Could you give back the listing below exactly, every line included?

- - -

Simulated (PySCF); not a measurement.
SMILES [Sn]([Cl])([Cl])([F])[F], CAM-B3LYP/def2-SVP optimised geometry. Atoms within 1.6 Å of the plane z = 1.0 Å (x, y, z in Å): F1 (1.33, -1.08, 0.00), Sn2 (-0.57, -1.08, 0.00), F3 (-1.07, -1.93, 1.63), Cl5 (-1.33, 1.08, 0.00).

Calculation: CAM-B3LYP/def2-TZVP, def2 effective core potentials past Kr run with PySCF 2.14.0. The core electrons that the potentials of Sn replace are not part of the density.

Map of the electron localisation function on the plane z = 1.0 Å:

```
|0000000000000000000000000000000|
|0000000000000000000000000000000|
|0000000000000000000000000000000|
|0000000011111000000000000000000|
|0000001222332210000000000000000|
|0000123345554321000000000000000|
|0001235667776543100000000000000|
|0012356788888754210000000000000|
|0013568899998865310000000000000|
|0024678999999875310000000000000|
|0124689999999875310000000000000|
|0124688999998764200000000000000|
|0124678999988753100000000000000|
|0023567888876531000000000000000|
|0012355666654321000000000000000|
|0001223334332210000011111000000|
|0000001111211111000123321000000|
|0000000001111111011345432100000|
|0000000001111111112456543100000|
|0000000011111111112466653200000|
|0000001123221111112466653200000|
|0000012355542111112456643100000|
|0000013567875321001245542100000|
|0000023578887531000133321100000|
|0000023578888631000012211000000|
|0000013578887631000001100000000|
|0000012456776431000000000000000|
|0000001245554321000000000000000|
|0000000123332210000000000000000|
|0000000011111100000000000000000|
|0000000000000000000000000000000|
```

- - -

▶ Answer section
Simulated (PySCF); not a measurement.
SMILES [Sn]([Cl])([Cl])([F])[F], CAM-B3LYP/def2-SVP optimised geometry. Atoms within 1.6 Å of the plane z = 1.0 Å (x, y, z in Å): F1 (1.33, -1.08, 0.00), Sn2 (-0.57, -1.08, 0.00), F3 (-1.07, -1.93, 1.63), Cl5 (-1.33, 1.08, 0.00).

Calculation: CAM-B3LYP/def2-TZVP, def2 effective core potentials past Kr run with PySCF 2.14.0. The core electrons that the potentials of Sn replace are not part of the density.

Map of the electron localisation function on the plane z = 1.0 Å:

```
|0000000000000000000000000000000|
|0000000000000000000000000000000|
|0000000000000000000000000000000|
|0000000011111000000000000000000|
|0000001222332210000000000000000|
|0000123345554321000000000000000|
|0001235667776543100000000000000|
|0012356788888754210000000000000|
|0013568899998865310000000000000|
|0024678999999875310000000000000|
|0124689999999875310000000000000|
|0124688999998764200000000000000|
|0124678999988753100000000000000|
|0023567888876531000000000000000|
|0012355666654321000000000000000|
|0001223334332210000011111000000|
|0000001111211111000123321000000|
|0000000001111111011345432100000|
|0000000001111111112456543100000|
|0000000011111111112466653200000|
|0000001123221111112466653200000|
|0000012355542111112456643100000|
|0000013567875321001245542100000|
|0000023578887531000133321100000|
|0000023578888631000012211000000|
|0000013578887631000001100000000|
|0000012456776431000000000000000|
|0000001245554321000000000000000|
|0000000123332210000000000000000|
|0000000011111100000000000000000|
|0000000000000000000000000000000|
```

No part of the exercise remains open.